* REQUIREMENT *
Retype all of the records precisely.

==================================================
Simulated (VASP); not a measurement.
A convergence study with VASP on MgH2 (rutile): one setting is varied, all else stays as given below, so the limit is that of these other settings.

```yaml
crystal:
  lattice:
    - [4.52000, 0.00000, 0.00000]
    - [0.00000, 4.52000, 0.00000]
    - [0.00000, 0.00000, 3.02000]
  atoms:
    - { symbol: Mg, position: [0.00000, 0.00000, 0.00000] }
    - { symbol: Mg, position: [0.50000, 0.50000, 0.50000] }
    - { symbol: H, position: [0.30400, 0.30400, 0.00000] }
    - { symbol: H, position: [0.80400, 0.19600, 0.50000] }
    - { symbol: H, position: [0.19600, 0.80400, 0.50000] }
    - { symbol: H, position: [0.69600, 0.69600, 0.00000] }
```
==================================================

* WRITTEN ANSWER *
Simulated (VASP); not a measurement.
A convergence study with VASP on MgH2 (rutile): one setting is varied, all else stays as given below, so the limit is that of these other settings.

```yaml
crystal:
  lattice:
    - [4.52000, 0.00000, 0.00000]
    - [0.00000, 4.52000, 0.00000]
    - [0.00000, 0.00000, 3.02000]
  atoms:
    - { symbol: Mg, position: [0.00000, 0.00000, 0.00000] }
    - { symbol: Mg, position: [0.50000, 0.50000, 0.50000] }
    - { symbol: H, position: [0.30400, 0.30400, 0.00000] }
    - { symbol: H, position: [0.80400, 0.19600, 0.50000] }
    - { symbol: H, position: [0.19600, 0.80400, 0.50000] }
    - { symbol: H, position: [0.69600, 0.69600, 0.00000] }
```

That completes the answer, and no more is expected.